--- DATASET RECORDS Enclosed Below ---

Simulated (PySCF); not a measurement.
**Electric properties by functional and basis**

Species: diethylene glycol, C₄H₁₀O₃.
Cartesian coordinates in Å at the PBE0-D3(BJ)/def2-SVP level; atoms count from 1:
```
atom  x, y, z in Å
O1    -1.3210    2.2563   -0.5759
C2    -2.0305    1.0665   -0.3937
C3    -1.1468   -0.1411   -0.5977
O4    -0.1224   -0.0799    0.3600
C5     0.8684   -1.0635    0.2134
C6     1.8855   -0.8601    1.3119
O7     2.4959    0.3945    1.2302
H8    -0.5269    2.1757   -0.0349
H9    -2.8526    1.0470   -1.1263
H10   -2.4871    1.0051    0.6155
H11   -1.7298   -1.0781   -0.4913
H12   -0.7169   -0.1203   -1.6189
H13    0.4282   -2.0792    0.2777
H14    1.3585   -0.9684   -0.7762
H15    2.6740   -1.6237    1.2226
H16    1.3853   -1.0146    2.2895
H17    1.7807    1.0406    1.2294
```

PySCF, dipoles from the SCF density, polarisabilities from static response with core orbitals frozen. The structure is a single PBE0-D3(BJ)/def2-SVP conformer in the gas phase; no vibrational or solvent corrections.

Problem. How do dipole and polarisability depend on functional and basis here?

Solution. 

--- End of Enclosed DATASET RECORDS ---

Write out the complete set of records exactly as given.

* TASK SOLUTION *
Simulated (PySCF); not a measurement.
**Electric properties by functional and basis**

Species: diethylene glycol, C₄H₁₀O₃.
Cartesian coordinates in Å at the PBE0-D3(BJ)/def2-SVP level; atoms count from 1:
```
atom  x, y, z in Å
O1    -1.3210    2.2563   -0.5759
C2    -2.0305    1.0665   -0.3937
C3    -1.1468   -0.1411   -0.5977
O4    -0.1224   -0.0799    0.3600
C5     0.8684   -1.0635    0.2134
C6     1.8855   -0.8601    1.3119
O7     2.4959    0.3945    1.2302
H8    -0.5269    2.1757   -0.0349
H9    -2.8526    1.0470   -1.1263
H10   -2.4871    1.0051    0.6155
H11   -1.7298   -1.0781   -0.4913
H12   -0.7169   -0.1203   -1.6189
H13    0.4282   -2.0792    0.2777
H14    1.3585   -0.9684   -0.7762
H15    2.6740   -1.6237    1.2226
H16    1.3853   -1.0146    2.2895
H17    1.7807    1.0406    1.2294
```

PySCF, dipoles from the SCF density, polarisabilities from static response with core orbitals frozen. The structure is a single PBE0-D3(BJ)/def2-SVP conformer in the gas phase; no vibrational or solvent corrections.

Problem. How do dipole and polarisability depend on functional and basis here?

Solution. 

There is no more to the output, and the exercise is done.